▸ **Work instruction**:
Please output exactly the lines of the material from the first through the line containing "The input as", and nothing more.

▸ **Records supplied**:
• • • •
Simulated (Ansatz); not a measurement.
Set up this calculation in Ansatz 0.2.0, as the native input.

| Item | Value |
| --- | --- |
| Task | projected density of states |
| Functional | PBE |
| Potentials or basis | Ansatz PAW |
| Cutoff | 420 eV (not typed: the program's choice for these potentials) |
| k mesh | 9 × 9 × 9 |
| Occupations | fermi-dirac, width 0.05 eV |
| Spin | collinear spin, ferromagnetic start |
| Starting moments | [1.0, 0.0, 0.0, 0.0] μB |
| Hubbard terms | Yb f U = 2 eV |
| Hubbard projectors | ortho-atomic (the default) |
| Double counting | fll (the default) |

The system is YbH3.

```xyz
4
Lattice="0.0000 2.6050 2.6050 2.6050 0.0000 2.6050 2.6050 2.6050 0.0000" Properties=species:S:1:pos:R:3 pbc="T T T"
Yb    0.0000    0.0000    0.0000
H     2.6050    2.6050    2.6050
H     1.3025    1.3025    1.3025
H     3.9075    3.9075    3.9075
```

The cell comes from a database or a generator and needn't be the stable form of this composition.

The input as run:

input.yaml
• • • •

▸ **Expected answer**:
Simulated (Ansatz); not a measurement.
Set up this calculation in Ansatz 0.2.0, as the native input.

| Item | Value |
| --- | --- |
| Task | projected density of states |
| Functional | PBE |
| Potentials or basis | Ansatz PAW |
| Cutoff | 420 eV (not typed: the program's choice for these potentials) |
| k mesh | 9 × 9 × 9 |
| Occupations | fermi-dirac, width 0.05 eV |
| Spin | collinear spin, ferromagnetic start |
| Starting moments | [1.0, 0.0, 0.0, 0.0] μB |
| Hubbard terms | Yb f U = 2 eV |
| Hubbard projectors | ortho-atomic (the default) |
| Double counting | fll (the default) |

The system is YbH3.

```xyz
4
Lattice="0.0000 2.6050 2.6050 2.6050 0.0000 2.6050 2.6050 2.6050 0.0000" Properties=species:S:1:pos:R:3 pbc="T T T"
Yb    0.0000    0.0000    0.0000
H     2.6050    2.6050    2.6050
H     1.3025    1.3025    1.3025
H     3.9075    3.9075    3.9075
```

The cell comes from a database or a generator and needn't be the stable form of this composition.

The input as run:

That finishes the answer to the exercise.